■ BRIEF ■
Of the entries below, return exactly those lines that fall between the one containing "What does the optimiser find from here?" and the one containing "Over 7 geometry", the two end lines included.

#### SUPPLIED DATA ####
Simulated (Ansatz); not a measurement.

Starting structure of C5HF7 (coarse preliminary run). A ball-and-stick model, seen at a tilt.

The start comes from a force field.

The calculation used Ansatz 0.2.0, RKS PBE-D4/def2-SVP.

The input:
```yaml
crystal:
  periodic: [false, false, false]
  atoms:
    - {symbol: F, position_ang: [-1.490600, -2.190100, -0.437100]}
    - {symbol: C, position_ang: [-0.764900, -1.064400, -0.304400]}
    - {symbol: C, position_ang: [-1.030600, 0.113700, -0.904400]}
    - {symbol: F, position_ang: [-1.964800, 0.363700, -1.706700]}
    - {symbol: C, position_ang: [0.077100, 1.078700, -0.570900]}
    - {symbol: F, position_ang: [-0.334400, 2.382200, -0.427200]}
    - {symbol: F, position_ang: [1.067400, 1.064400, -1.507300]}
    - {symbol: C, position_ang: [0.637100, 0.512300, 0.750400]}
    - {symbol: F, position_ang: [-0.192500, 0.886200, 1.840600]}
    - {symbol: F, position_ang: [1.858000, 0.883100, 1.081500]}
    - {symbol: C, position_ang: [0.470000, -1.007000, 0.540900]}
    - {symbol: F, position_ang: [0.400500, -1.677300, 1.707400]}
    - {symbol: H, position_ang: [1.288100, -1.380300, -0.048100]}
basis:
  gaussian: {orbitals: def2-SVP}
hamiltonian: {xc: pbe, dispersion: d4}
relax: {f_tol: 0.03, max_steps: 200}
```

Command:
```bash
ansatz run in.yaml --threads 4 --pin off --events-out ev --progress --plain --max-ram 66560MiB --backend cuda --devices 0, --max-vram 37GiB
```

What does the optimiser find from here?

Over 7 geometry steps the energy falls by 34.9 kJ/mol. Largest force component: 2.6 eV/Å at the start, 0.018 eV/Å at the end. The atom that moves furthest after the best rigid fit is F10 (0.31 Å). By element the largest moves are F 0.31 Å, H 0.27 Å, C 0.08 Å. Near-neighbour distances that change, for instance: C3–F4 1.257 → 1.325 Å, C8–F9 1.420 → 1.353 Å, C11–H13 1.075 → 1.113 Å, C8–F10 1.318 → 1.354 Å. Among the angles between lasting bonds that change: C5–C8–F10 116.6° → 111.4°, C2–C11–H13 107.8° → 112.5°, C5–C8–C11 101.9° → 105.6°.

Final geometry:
####

■ YOUR SOLUTION ■
What does the optimiser find from here?

Over 7 geometry steps the energy falls by 34.9 kJ/mol. Largest force component: 2.6 eV/Å at the start, 0.018 eV/Å at the end. The atom that moves furthest after the best rigid fit is F10 (0.31 Å). By element the largest moves are F 0.31 Å, H 0.27 Å, C 0.08 Å. Near-neighbour distances that change, for instance: C3–F4 1.257 → 1.325 Å, C8–F9 1.420 → 1.353 Å, C11–H13 1.075 → 1.113 Å, C8–F10 1.318 → 1.354 Å. Among the angles between lasting bonds that change: C5–C8–F10 116.6° → 111.4°, C2–C11–H13 107.8° → 112.5°, C5–C8–C11 101.9° → 105.6°.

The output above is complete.